| EXERCISE |
Using the records below, write out again exactly the lines that begin at the line containing "Space group P4_12_12" and end at the line containing "One atom of each set is listed.", and no other lines.

| SUPPLIED MATERIAL |
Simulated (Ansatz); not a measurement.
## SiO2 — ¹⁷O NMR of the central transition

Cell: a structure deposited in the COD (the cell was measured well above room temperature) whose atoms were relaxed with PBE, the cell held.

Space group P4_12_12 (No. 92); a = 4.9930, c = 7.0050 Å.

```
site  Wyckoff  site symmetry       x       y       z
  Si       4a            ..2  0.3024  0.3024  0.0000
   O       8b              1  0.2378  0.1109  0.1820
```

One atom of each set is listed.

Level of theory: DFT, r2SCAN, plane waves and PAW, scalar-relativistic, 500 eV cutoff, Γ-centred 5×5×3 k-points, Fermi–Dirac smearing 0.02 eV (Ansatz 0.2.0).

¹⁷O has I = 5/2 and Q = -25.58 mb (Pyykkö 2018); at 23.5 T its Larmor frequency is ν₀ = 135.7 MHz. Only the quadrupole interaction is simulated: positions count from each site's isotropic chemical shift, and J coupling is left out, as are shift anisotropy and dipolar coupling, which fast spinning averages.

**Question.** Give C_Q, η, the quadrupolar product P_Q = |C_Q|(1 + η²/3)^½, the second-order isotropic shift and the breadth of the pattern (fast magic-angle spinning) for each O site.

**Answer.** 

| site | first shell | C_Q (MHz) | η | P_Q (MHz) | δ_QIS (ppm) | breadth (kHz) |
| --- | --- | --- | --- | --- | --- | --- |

| WRITTEN REPLY |
Space group P4_12_12 (No. 92); a = 4.9930, c = 7.0050 Å.

```
site  Wyckoff  site symmetry       x       y       z
  Si       4a            ..2  0.3024  0.3024  0.0000
   O       8b              1  0.2378  0.1109  0.1820
```

One atom of each set is listed.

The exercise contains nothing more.